*Entries shown*:
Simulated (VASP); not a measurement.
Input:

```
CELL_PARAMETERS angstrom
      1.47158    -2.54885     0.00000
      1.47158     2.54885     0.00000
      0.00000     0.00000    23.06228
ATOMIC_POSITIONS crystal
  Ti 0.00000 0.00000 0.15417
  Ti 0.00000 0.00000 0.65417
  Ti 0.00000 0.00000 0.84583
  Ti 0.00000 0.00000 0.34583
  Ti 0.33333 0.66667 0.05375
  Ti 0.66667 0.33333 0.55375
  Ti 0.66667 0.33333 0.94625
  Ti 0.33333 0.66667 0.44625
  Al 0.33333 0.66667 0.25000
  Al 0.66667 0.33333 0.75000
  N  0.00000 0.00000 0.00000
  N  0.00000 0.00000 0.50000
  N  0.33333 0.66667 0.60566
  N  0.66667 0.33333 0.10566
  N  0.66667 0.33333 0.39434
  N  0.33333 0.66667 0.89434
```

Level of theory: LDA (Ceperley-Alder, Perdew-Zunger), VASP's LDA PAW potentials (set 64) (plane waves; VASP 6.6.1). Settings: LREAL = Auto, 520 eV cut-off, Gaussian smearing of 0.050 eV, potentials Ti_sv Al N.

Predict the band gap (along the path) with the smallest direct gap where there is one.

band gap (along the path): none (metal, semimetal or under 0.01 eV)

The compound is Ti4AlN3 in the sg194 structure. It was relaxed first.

*Work item*:
In the records above, find the line containing "band gap (along the path): none" and restate word for word every line from the first through that one.

*Written response*:
Simulated (VASP); not a measurement.
Input:

```
CELL_PARAMETERS angstrom
      1.47158    -2.54885     0.00000
      1.47158     2.54885     0.00000
      0.00000     0.00000    23.06228
ATOMIC_POSITIONS crystal
  Ti 0.00000 0.00000 0.15417
  Ti 0.00000 0.00000 0.65417
  Ti 0.00000 0.00000 0.84583
  Ti 0.00000 0.00000 0.34583
  Ti 0.33333 0.66667 0.05375
  Ti 0.66667 0.33333 0.55375
  Ti 0.66667 0.33333 0.94625
  Ti 0.33333 0.66667 0.44625
  Al 0.33333 0.66667 0.25000
  Al 0.66667 0.33333 0.75000
  N  0.00000 0.00000 0.00000
  N  0.00000 0.00000 0.50000
  N  0.33333 0.66667 0.60566
  N  0.66667 0.33333 0.10566
  N  0.66667 0.33333 0.39434
  N  0.33333 0.66667 0.89434
```

Level of theory: LDA (Ceperley-Alder, Perdew-Zunger), VASP's LDA PAW potentials (set 64) (plane waves; VASP 6.6.1). Settings: LREAL = Auto, 520 eV cut-off, Gaussian smearing of 0.050 eV, potentials Ti_sv Al N.

Predict the band gap (along the path) with the smallest direct gap where there is one.

band gap (along the path): none (metal, semimetal or under 0.01 eV)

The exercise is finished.